──────────────────────────────
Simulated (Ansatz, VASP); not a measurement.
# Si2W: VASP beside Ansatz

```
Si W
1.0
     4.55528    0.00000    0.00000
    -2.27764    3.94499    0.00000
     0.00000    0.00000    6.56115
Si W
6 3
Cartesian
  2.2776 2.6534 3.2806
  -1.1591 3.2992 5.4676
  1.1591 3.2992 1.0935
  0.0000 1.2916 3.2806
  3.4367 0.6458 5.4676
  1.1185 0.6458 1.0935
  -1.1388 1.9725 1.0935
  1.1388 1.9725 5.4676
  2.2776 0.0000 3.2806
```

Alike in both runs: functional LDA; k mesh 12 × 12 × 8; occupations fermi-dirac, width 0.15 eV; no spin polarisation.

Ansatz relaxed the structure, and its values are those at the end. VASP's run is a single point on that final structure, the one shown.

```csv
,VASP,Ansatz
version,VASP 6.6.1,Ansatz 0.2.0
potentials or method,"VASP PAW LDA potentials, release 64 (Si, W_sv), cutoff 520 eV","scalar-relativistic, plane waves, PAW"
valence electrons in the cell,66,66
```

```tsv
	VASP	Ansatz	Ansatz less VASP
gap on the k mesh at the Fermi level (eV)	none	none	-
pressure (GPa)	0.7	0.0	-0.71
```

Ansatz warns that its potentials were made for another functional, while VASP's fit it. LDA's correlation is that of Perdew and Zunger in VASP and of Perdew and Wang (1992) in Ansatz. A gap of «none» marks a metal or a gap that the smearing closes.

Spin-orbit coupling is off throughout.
──────────────────────────────

◆ **Activity**:
Everything from the first line of the material through the line containing "Ansatz warns that" is to be printed exactly; lines after that are to be left out.

◆ **Your response**:
Simulated (Ansatz, VASP); not a measurement.
# Si2W: VASP beside Ansatz

```
Si W
1.0
     4.55528    0.00000    0.00000
    -2.27764    3.94499    0.00000
     0.00000    0.00000    6.56115
Si W
6 3
Cartesian
  2.2776 2.6534 3.2806
  -1.1591 3.2992 5.4676
  1.1591 3.2992 1.0935
  0.0000 1.2916 3.2806
  3.4367 0.6458 5.4676
  1.1185 0.6458 1.0935
  -1.1388 1.9725 1.0935
  1.1388 1.9725 5.4676
  2.2776 0.0000 3.2806
```

Alike in both runs: functional LDA; k mesh 12 × 12 × 8; occupations fermi-dirac, width 0.15 eV; no spin polarisation.

Ansatz relaxed the structure, and its values are those at the end. VASP's run is a single point on that final structure, the one shown.

```csv
,VASP,Ansatz
version,VASP 6.6.1,Ansatz 0.2.0
potentials or method,"VASP PAW LDA potentials, release 64 (Si, W_sv), cutoff 520 eV","scalar-relativistic, plane waves, PAW"
valence electrons in the cell,66,66
```

```tsv
	VASP	Ansatz	Ansatz less VASP
gap on the k mesh at the Fermi level (eV)	none	none	-
pressure (GPa)	0.7	0.0	-0.71
```

Ansatz warns that its potentials were made for another functional, while VASP's fit it. LDA's correlation is that of Perdew and Zunger in VASP and of Perdew and Wang (1992) in Ansatz. A gap of «none» marks a metal or a gap that the smearing closes.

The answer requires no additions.